Material provided
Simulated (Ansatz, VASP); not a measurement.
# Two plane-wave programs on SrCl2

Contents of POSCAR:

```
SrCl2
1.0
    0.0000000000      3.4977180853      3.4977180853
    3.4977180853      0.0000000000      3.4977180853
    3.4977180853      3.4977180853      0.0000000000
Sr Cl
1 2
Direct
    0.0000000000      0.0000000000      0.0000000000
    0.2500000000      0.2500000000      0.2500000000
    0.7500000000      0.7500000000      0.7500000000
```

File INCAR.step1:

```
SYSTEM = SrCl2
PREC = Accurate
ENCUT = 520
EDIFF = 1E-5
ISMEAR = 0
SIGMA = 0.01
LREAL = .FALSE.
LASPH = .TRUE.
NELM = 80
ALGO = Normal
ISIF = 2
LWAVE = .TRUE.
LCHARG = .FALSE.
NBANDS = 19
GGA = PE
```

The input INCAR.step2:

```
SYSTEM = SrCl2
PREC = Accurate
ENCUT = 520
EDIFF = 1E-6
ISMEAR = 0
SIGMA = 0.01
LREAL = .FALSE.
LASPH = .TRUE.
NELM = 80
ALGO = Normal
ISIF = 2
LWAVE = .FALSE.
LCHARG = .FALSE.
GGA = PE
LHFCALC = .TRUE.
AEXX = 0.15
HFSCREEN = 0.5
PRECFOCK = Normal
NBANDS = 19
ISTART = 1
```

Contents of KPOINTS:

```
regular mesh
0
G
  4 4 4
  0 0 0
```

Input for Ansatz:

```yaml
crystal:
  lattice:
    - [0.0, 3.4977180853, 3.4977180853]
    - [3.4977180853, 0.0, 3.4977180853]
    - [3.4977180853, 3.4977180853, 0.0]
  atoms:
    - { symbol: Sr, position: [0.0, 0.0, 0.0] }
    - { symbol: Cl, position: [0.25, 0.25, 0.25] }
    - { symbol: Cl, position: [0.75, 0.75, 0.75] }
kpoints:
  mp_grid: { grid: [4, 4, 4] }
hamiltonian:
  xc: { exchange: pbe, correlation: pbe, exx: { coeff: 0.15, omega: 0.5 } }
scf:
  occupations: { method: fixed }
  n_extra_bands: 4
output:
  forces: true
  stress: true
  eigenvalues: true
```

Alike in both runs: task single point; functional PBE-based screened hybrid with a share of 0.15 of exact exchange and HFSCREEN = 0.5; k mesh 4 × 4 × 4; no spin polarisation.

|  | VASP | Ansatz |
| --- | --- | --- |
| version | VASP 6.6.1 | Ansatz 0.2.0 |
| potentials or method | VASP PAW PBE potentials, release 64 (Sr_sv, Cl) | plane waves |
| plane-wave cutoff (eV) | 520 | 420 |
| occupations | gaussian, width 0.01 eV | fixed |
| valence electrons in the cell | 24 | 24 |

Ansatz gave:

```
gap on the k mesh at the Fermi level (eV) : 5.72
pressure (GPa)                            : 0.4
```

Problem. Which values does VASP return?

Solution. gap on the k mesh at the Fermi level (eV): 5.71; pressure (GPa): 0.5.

Action item
Please write out exactly the lines from the start of the data through the line that contains "Problem. Which values does VASP return?", both ends included, and nothing else.

Written response
Simulated (Ansatz, VASP); not a measurement.
# Two plane-wave programs on SrCl2

Contents of POSCAR:

```
SrCl2
1.0
    0.0000000000      3.4977180853      3.4977180853
    3.4977180853      0.0000000000      3.4977180853
    3.4977180853      3.4977180853      0.0000000000
Sr Cl
1 2
Direct
    0.0000000000      0.0000000000      0.0000000000
    0.2500000000      0.2500000000      0.2500000000
    0.7500000000      0.7500000000      0.7500000000
```

File INCAR.step1:

```
SYSTEM = SrCl2
PREC = Accurate
ENCUT = 520
EDIFF = 1E-5
ISMEAR = 0
SIGMA = 0.01
LREAL = .FALSE.
LASPH = .TRUE.
NELM = 80
ALGO = Normal
ISIF = 2
LWAVE = .TRUE.
LCHARG = .FALSE.
NBANDS = 19
GGA = PE
```

The input INCAR.step2:

```
SYSTEM = SrCl2
PREC = Accurate
ENCUT = 520
EDIFF = 1E-6
ISMEAR = 0
SIGMA = 0.01
LREAL = .FALSE.
LASPH = .TRUE.
NELM = 80
ALGO = Normal
ISIF = 2
LWAVE = .FALSE.
LCHARG = .FALSE.
GGA = PE
LHFCALC = .TRUE.
AEXX = 0.15
HFSCREEN = 0.5
PRECFOCK = Normal
NBANDS = 19
ISTART = 1
```

Contents of KPOINTS:

```
regular mesh
0
G
  4 4 4
  0 0 0
```

Input for Ansatz:

```yaml
crystal:
  lattice:
    - [0.0, 3.4977180853, 3.4977180853]
    - [3.4977180853, 0.0, 3.4977180853]
    - [3.4977180853, 3.4977180853, 0.0]
  atoms:
    - { symbol: Sr, position: [0.0, 0.0, 0.0] }
    - { symbol: Cl, position: [0.25, 0.25, 0.25] }
    - { symbol: Cl, position: [0.75, 0.75, 0.75] }
kpoints:
  mp_grid: { grid: [4, 4, 4] }
hamiltonian:
  xc: { exchange: pbe, correlation: pbe, exx: { coeff: 0.15, omega: 0.5 } }
scf:
  occupations: { method: fixed }
  n_extra_bands: 4
output:
  forces: true
  stress: true
  eigenvalues: true
```

Alike in both runs: task single point; functional PBE-based screened hybrid with a share of 0.15 of exact exchange and HFSCREEN = 0.5; k mesh 4 × 4 × 4; no spin polarisation.

|  | VASP | Ansatz |
| --- | --- | --- |
| version | VASP 6.6.1 | Ansatz 0.2.0 |
| potentials or method | VASP PAW PBE potentials, release 64 (Sr_sv, Cl) | plane waves |
| plane-wave cutoff (eV) | 520 | 420 |
| occupations | gaussian, width 0.01 eV | fixed |
| valence electrons in the cell | 24 | 24 |

Ansatz gave:

```
gap on the k mesh at the Fermi level (eV) : 5.72
pressure (GPa)                            : 0.4
```

Problem. Which values does VASP return?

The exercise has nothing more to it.